Work instruction>
Every line of the data must be copied exactly.

Records supplied Start Marker

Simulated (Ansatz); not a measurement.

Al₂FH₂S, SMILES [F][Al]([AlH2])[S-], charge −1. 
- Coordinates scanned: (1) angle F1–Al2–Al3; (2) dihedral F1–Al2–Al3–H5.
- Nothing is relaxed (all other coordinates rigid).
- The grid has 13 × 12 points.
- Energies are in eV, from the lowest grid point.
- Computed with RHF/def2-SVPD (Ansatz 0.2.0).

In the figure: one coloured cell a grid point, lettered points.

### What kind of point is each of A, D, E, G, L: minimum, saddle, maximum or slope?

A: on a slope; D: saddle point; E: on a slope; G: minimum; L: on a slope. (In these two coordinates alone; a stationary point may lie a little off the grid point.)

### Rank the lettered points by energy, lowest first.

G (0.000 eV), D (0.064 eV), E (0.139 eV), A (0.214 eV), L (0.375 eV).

Records supplied End Marker

Written response>
Simulated (Ansatz); not a measurement.

Al₂FH₂S, SMILES [F][Al]([AlH2])[S-], charge −1. 
- Coordinates scanned: (1) angle F1–Al2–Al3; (2) dihedral F1–Al2–Al3–H5.
- Nothing is relaxed (all other coordinates rigid).
- The grid has 13 × 12 points.
- Energies are in eV, from the lowest grid point.
- Computed with RHF/def2-SVPD (Ansatz 0.2.0).

In the figure: one coloured cell a grid point, lettered points.

### What kind of point is each of A, D, E, G, L: minimum, saddle, maximum or slope?

A: on a slope; D: saddle point; E: on a slope; G: minimum; L: on a slope. (In these two coordinates alone; a stationary point may lie a little off the grid point.)

### Rank the lettered points by energy, lowest first.

G (0.000 eV), D (0.064 eV), E (0.139 eV), A (0.214 eV), L (0.375 eV).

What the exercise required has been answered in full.